* Work request
Would you set down all of the entries below exactly as they stand?

(Entries shown Opens)
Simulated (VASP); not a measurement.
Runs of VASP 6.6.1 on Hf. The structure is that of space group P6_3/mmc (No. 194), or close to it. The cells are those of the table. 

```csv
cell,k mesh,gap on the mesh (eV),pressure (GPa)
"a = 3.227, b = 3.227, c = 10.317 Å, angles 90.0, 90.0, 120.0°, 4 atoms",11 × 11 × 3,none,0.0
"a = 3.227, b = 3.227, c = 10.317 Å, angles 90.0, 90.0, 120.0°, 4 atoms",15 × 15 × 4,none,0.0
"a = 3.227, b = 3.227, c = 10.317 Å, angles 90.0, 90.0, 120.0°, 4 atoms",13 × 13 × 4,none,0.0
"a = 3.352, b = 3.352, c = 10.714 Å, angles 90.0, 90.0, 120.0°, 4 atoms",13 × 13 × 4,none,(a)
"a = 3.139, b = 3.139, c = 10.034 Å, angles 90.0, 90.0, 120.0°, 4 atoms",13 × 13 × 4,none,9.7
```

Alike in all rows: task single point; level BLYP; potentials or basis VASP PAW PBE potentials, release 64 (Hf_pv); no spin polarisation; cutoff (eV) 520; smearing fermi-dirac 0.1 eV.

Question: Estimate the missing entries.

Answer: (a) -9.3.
(Entries shown Closes)

* Worked solution
Simulated (VASP); not a measurement.
Runs of VASP 6.6.1 on Hf. The structure is that of space group P6_3/mmc (No. 194), or close to it. The cells are those of the table. 

```csv
cell,k mesh,gap on the mesh (eV),pressure (GPa)
"a = 3.227, b = 3.227, c = 10.317 Å, angles 90.0, 90.0, 120.0°, 4 atoms",11 × 11 × 3,none,0.0
"a = 3.227, b = 3.227, c = 10.317 Å, angles 90.0, 90.0, 120.0°, 4 atoms",15 × 15 × 4,none,0.0
"a = 3.227, b = 3.227, c = 10.317 Å, angles 90.0, 90.0, 120.0°, 4 atoms",13 × 13 × 4,none,0.0
"a = 3.352, b = 3.352, c = 10.714 Å, angles 90.0, 90.0, 120.0°, 4 atoms",13 × 13 × 4,none,(a)
"a = 3.139, b = 3.139, c = 10.034 Å, angles 90.0, 90.0, 120.0°, 4 atoms",13 × 13 × 4,none,9.7
```

Alike in all rows: task single point; level BLYP; potentials or basis VASP PAW PBE potentials, release 64 (Hf_pv); no spin polarisation; cutoff (eV) 520; smearing fermi-dirac 0.1 eV.

Question: Estimate the missing entries.

Answer: (a) -9.3.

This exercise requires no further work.